───── PROVIDED RECORDS
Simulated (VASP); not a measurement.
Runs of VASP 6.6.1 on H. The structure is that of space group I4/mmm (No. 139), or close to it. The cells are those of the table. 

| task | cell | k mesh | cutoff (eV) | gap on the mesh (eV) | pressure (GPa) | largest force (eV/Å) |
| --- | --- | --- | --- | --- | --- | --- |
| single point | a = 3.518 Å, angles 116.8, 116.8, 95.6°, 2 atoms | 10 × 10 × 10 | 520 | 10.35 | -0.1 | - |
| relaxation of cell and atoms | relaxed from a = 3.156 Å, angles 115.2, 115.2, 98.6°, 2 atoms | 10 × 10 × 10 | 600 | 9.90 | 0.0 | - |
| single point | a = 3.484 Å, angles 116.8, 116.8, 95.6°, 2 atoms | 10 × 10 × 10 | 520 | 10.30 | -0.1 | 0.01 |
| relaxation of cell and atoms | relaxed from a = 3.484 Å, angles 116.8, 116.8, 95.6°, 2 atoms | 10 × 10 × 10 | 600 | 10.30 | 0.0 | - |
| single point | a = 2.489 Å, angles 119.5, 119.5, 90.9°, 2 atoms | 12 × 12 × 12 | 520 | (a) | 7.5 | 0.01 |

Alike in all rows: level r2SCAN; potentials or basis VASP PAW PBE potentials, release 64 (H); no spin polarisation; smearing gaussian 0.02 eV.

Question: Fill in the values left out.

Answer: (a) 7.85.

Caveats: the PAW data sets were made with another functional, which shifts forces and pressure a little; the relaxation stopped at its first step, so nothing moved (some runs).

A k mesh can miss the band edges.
──────────

| ACTIVITY |
Reproduce exactly, please, only the lines from the start of the data above to the line that contains "-0.1 | 0.01 |", with both ends kept.

| SOLUTION |
Simulated (VASP); not a measurement.
Runs of VASP 6.6.1 on H. The structure is that of space group I4/mmm (No. 139), or close to it. The cells are those of the table. 

| task | cell | k mesh | cutoff (eV) | gap on the mesh (eV) | pressure (GPa) | largest force (eV/Å) |
| --- | --- | --- | --- | --- | --- | --- |
| single point | a = 3.518 Å, angles 116.8, 116.8, 95.6°, 2 atoms | 10 × 10 × 10 | 520 | 10.35 | -0.1 | - |
| relaxation of cell and atoms | relaxed from a = 3.156 Å, angles 115.2, 115.2, 98.6°, 2 atoms | 10 × 10 × 10 | 600 | 9.90 | 0.0 | - |
| single point | a = 3.484 Å, angles 116.8, 116.8, 95.6°, 2 atoms | 10 × 10 × 10 | 520 | 10.30 | -0.1 | 0.01 |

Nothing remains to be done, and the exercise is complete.